** ASSIGNED TASK **
Only the lines from the opening of the material through the one containing "The fundamental gap" should be reproduced, each exactly as it stands.

** MATERIAL PROVIDED **
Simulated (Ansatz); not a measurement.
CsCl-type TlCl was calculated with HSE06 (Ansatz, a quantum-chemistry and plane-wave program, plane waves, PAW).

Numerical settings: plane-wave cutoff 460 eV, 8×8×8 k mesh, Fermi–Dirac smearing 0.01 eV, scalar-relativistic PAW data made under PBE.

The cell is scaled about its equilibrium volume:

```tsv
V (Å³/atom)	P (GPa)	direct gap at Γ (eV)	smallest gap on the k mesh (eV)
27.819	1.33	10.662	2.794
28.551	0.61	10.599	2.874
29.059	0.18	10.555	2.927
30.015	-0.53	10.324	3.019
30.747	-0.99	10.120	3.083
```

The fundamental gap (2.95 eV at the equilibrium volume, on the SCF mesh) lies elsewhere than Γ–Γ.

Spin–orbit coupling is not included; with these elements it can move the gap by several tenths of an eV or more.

** TASK RESULT **
Simulated (Ansatz); not a measurement.
CsCl-type TlCl was calculated with HSE06 (Ansatz, a quantum-chemistry and plane-wave program, plane waves, PAW).

Numerical settings: plane-wave cutoff 460 eV, 8×8×8 k mesh, Fermi–Dirac smearing 0.01 eV, scalar-relativistic PAW data made under PBE.

The cell is scaled about its equilibrium volume:

```tsv
V (Å³/atom)	P (GPa)	direct gap at Γ (eV)	smallest gap on the k mesh (eV)
27.819	1.33	10.662	2.794
28.551	0.61	10.599	2.874
29.059	0.18	10.555	2.927
30.015	-0.53	10.324	3.019
30.747	-0.99	10.120	3.083
```

The fundamental gap (2.95 eV at the equilibrium volume, on the SCF mesh) lies elsewhere than Γ–Γ.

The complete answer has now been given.